Dataset extract
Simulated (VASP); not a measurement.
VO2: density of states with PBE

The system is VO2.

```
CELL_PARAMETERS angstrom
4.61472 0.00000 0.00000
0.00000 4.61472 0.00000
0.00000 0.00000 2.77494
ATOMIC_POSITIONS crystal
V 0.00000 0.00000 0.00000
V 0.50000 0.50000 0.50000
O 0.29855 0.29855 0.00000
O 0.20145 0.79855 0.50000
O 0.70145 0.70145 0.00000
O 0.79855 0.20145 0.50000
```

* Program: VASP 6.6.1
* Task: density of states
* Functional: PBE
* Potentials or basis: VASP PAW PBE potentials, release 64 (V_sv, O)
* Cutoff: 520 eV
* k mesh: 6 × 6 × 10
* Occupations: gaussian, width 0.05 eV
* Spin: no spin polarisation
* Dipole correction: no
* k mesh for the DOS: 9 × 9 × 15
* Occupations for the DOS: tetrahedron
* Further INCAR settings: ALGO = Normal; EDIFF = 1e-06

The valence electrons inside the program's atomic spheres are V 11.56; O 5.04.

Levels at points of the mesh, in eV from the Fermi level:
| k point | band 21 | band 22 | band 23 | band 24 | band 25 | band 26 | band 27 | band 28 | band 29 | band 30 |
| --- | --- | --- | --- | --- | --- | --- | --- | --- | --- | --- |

Exercise
Each entry above is to be copied out exactly as written.

Written answer
Simulated (VASP); not a measurement.
VO2: density of states with PBE

The system is VO2.

```
CELL_PARAMETERS angstrom
4.61472 0.00000 0.00000
0.00000 4.61472 0.00000
0.00000 0.00000 2.77494
ATOMIC_POSITIONS crystal
V 0.00000 0.00000 0.00000
V 0.50000 0.50000 0.50000
O 0.29855 0.29855 0.00000
O 0.20145 0.79855 0.50000
O 0.70145 0.70145 0.00000
O 0.79855 0.20145 0.50000
```

* Program: VASP 6.6.1
* Task: density of states
* Functional: PBE
* Potentials or basis: VASP PAW PBE potentials, release 64 (V_sv, O)
* Cutoff: 520 eV
* k mesh: 6 × 6 × 10
* Occupations: gaussian, width 0.05 eV
* Spin: no spin polarisation
* Dipole correction: no
* k mesh for the DOS: 9 × 9 × 15
* Occupations for the DOS: tetrahedron
* Further INCAR settings: ALGO = Normal; EDIFF = 1e-06

The valence electrons inside the program's atomic spheres are V 11.56; O 5.04.

Levels at points of the mesh, in eV from the Fermi level:
| k point | band 21 | band 22 | band 23 | band 24 | band 25 | band 26 | band 27 | band 28 | band 29 | band 30 |
| --- | --- | --- | --- | --- | --- | --- | --- | --- | --- | --- |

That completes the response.